[Exercise] Set out the listing word for word. End with the line that contains "Is A at rest? If not, where is it pushed?".

*** Opening Listed entries ***

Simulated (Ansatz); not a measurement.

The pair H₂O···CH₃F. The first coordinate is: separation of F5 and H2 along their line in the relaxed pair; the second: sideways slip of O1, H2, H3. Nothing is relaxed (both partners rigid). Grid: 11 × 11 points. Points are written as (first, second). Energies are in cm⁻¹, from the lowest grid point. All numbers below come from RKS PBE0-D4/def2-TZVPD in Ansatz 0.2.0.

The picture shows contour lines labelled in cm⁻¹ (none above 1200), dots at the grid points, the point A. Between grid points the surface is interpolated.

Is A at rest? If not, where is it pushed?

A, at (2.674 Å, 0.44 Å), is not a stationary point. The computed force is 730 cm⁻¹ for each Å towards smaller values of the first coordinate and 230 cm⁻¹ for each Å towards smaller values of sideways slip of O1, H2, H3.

*** Closing Listed entries ***

[Response]
Simulated (Ansatz); not a measurement.

The pair H₂O···CH₃F. The first coordinate is: separation of F5 and H2 along their line in the relaxed pair; the second: sideways slip of O1, H2, H3. Nothing is relaxed (both partners rigid). Grid: 11 × 11 points. Points are written as (first, second). Energies are in cm⁻¹, from the lowest grid point. All numbers below come from RKS PBE0-D4/def2-TZVPD in Ansatz 0.2.0.

The picture shows contour lines labelled in cm⁻¹ (none above 1200), dots at the grid points, the point A. Between grid points the surface is interpolated.

Is A at rest? If not, where is it pushed?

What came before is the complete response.